ACTIVITY: Look through the material below and copy exactly the lines from the line with "Forces on the" to the line with "Levels at points", those two lines included.

EXTRACTED ENTRIES:
####################
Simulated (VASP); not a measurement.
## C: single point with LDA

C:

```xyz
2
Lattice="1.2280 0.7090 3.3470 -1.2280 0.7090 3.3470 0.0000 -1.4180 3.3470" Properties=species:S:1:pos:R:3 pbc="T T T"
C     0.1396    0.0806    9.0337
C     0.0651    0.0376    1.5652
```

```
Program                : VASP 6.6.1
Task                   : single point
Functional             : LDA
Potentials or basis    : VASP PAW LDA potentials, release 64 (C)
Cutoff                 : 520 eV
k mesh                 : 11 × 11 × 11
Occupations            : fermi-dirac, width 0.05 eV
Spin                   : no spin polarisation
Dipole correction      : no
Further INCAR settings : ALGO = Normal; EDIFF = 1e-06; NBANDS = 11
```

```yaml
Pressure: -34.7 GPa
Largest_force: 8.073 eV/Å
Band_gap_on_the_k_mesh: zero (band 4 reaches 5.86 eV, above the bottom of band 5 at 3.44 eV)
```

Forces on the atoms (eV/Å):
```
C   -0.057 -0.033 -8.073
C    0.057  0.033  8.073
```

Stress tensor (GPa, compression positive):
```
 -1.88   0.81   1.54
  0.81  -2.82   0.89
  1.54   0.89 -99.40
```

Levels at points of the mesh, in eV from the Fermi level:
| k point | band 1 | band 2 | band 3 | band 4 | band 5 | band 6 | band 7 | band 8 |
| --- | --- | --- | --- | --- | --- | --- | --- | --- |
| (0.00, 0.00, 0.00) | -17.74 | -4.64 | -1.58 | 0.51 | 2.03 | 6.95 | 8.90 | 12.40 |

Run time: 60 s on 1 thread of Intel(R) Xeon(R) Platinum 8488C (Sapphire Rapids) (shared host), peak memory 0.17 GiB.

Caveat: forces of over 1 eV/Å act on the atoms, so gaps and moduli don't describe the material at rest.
####################

SOLUTION:
Forces on the atoms (eV/Å):
```
C   -0.057 -0.033 -8.073
C    0.057  0.033  8.073
```

Stress tensor (GPa, compression positive):
```
 -1.88   0.81   1.54
  0.81  -2.82   0.89
  1.54   0.89 -99.40
```

Levels at points of the mesh, in eV from the Fermi level:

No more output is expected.